Stored data
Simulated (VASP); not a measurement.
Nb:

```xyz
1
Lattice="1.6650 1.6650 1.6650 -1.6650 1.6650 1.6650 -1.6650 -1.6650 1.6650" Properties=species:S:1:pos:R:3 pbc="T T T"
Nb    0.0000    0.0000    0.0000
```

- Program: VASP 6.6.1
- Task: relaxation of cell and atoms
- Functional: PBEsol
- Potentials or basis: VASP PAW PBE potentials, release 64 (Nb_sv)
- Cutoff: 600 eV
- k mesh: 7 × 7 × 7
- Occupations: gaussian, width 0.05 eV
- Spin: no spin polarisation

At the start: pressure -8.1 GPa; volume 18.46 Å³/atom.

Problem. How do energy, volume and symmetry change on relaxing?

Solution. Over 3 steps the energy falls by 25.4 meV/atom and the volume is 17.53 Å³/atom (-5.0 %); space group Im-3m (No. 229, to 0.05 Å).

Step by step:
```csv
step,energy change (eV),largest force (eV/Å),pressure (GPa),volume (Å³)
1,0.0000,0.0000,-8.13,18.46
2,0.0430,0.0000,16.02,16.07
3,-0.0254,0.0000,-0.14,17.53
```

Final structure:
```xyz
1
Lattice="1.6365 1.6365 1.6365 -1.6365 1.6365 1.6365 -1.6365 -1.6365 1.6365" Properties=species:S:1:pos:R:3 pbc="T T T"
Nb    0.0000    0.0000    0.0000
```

Work item
Transcribe all the entries exactly, as they stand.

Expected answer
Simulated (VASP); not a measurement.
Nb:

```xyz
1
Lattice="1.6650 1.6650 1.6650 -1.6650 1.6650 1.6650 -1.6650 -1.6650 1.6650" Properties=species:S:1:pos:R:3 pbc="T T T"
Nb    0.0000    0.0000    0.0000
```

- Program: VASP 6.6.1
- Task: relaxation of cell and atoms
- Functional: PBEsol
- Potentials or basis: VASP PAW PBE potentials, release 64 (Nb_sv)
- Cutoff: 600 eV
- k mesh: 7 × 7 × 7
- Occupations: gaussian, width 0.05 eV
- Spin: no spin polarisation

At the start: pressure -8.1 GPa; volume 18.46 Å³/atom.

Problem. How do energy, volume and symmetry change on relaxing?

Solution. Over 3 steps the energy falls by 25.4 meV/atom and the volume is 17.53 Å³/atom (-5.0 %); space group Im-3m (No. 229, to 0.05 Å).

Step by step:
```csv
step,energy change (eV),largest force (eV/Å),pressure (GPa),volume (Å³)
1,0.0000,0.0000,-8.13,18.46
2,0.0430,0.0000,16.02,16.07
3,-0.0254,0.0000,-0.14,17.53
```

Final structure:
```xyz
1
Lattice="1.6365 1.6365 1.6365 -1.6365 1.6365 1.6365 -1.6365 -1.6365 1.6365" Properties=species:S:1:pos:R:3 pbc="T T T"
Nb    0.0000    0.0000    0.0000
```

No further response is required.